● **ASSIGNMENT**: Working from the entries below, give again each line from the first through the one containing "The path came", exactly and with nothing else.

● **SUPPLIED DATA**:
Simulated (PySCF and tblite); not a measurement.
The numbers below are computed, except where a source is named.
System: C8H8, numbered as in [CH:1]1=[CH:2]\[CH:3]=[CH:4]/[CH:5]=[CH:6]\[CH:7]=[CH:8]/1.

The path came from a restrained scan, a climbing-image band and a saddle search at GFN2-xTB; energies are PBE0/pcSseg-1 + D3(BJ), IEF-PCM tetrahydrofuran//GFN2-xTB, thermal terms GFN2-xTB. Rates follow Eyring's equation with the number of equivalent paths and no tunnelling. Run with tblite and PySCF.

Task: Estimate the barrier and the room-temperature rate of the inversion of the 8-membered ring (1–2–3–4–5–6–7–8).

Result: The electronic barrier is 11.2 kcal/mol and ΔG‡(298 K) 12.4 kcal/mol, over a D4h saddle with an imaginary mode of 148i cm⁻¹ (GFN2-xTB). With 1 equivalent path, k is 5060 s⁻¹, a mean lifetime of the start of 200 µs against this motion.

● **TASK OUTPUT**:
Simulated (PySCF and tblite); not a measurement.
The numbers below are computed, except where a source is named.
System: C8H8, numbered as in [CH:1]1=[CH:2]\[CH:3]=[CH:4]/[CH:5]=[CH:6]\[CH:7]=[CH:8]/1.

The path came from a restrained scan, a climbing-image band and a saddle search at GFN2-xTB; energies are PBE0/pcSseg-1 + D3(BJ), IEF-PCM tetrahydrofuran//GFN2-xTB, thermal terms GFN2-xTB. Rates follow Eyring's equation with the number of equivalent paths and no tunnelling. Run with tblite and PySCF.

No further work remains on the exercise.